▶ _Work order_
Repeat the listing below in full, keeping each word as given.

▶ _Data listing_
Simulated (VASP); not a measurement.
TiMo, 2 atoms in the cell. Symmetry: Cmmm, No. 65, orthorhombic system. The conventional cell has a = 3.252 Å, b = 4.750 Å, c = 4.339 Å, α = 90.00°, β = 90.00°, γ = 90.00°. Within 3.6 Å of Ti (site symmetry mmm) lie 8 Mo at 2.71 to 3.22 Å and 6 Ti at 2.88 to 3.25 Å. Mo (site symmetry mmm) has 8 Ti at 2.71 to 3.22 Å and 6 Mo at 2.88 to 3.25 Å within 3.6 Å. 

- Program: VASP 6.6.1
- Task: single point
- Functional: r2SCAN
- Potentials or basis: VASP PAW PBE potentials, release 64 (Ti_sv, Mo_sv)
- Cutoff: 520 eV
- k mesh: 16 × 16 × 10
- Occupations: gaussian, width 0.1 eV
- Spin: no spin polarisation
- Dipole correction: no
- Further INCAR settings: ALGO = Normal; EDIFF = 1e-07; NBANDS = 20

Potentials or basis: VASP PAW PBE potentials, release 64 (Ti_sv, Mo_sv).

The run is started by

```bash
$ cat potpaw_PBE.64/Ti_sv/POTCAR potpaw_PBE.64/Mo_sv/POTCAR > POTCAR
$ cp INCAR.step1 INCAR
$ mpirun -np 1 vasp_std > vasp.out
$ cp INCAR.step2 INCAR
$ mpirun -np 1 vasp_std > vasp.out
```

▶ _Written reply_
Simulated (VASP); not a measurement.
TiMo, 2 atoms in the cell. Symmetry: Cmmm, No. 65, orthorhombic system. The conventional cell has a = 3.252 Å, b = 4.750 Å, c = 4.339 Å, α = 90.00°, β = 90.00°, γ = 90.00°. Within 3.6 Å of Ti (site symmetry mmm) lie 8 Mo at 2.71 to 3.22 Å and 6 Ti at 2.88 to 3.25 Å. Mo (site symmetry mmm) has 8 Ti at 2.71 to 3.22 Å and 6 Mo at 2.88 to 3.25 Å within 3.6 Å. 

- Program: VASP 6.6.1
- Task: single point
- Functional: r2SCAN
- Potentials or basis: VASP PAW PBE potentials, release 64 (Ti_sv, Mo_sv)
- Cutoff: 520 eV
- k mesh: 16 × 16 × 10
- Occupations: gaussian, width 0.1 eV
- Spin: no spin polarisation
- Dipole correction: no
- Further INCAR settings: ALGO = Normal; EDIFF = 1e-07; NBANDS = 20

Potentials or basis: VASP PAW PBE potentials, release 64 (Ti_sv, Mo_sv).

The run is started by

```bash
$ cat potpaw_PBE.64/Ti_sv/POTCAR potpaw_PBE.64/Mo_sv/POTCAR > POTCAR
$ cp INCAR.step1 INCAR
$ mpirun -np 1 vasp_std > vasp.out
$ cp INCAR.step2 INCAR
$ mpirun -np 1 vasp_std > vasp.out
```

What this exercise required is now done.